§ **Exercise**: Reproduce the whole listing, keeping each word unchanged.

· · · · · · ·

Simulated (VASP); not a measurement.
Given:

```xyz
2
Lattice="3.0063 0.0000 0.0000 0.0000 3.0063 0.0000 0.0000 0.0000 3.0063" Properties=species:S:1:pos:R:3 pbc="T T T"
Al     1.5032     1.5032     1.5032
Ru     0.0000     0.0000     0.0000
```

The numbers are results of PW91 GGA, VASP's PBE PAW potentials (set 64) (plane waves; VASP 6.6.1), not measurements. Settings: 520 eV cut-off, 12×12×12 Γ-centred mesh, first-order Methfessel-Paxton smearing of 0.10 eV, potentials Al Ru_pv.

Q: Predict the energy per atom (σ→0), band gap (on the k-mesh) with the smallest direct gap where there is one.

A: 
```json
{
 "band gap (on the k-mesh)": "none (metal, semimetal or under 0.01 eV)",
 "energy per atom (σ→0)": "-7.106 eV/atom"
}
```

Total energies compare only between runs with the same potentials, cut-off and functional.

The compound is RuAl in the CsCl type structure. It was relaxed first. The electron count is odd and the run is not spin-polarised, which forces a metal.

· · · · · · ·

§ **Problem solution**:
Simulated (VASP); not a measurement.
Given:

```xyz
2
Lattice="3.0063 0.0000 0.0000 0.0000 3.0063 0.0000 0.0000 0.0000 3.0063" Properties=species:S:1:pos:R:3 pbc="T T T"
Al     1.5032     1.5032     1.5032
Ru     0.0000     0.0000     0.0000
```

The numbers are results of PW91 GGA, VASP's PBE PAW potentials (set 64) (plane waves; VASP 6.6.1), not measurements. Settings: 520 eV cut-off, 12×12×12 Γ-centred mesh, first-order Methfessel-Paxton smearing of 0.10 eV, potentials Al Ru_pv.

Q: Predict the energy per atom (σ→0), band gap (on the k-mesh) with the smallest direct gap where there is one.

A: 
```json
{
 "band gap (on the k-mesh)": "none (metal, semimetal or under 0.01 eV)",
 "energy per atom (σ→0)": "-7.106 eV/atom"
}
```

Total energies compare only between runs with the same potentials, cut-off and functional.

The compound is RuAl in the CsCl type structure. It was relaxed first. The electron count is odd and the run is not spin-polarised, which forces a metal.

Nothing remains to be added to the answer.